Assigned task — Go to the line holding "One thing is" in the entries below and write out exactly every line down to and including the line holding "Result: The band".

---------- Excerpted data ----------

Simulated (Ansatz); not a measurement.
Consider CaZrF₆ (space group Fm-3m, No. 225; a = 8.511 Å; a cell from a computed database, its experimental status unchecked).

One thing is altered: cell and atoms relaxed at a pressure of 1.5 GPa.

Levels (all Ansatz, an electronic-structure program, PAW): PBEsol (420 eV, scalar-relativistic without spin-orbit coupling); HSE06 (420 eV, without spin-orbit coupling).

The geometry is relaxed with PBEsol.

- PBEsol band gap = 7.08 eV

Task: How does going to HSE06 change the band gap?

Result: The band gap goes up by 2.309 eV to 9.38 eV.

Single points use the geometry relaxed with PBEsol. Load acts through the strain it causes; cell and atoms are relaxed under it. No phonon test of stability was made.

----------

Answer space —
One thing is altered: cell and atoms relaxed at a pressure of 1.5 GPa.

Levels (all Ansatz, an electronic-structure program, PAW): PBEsol (420 eV, scalar-relativistic without spin-orbit coupling); HSE06 (420 eV, without spin-orbit coupling).

The geometry is relaxed with PBEsol.

- PBEsol band gap = 7.08 eV

Task: How does going to HSE06 change the band gap?

Result: The band gap goes up by 2.309 eV to 9.38 eV.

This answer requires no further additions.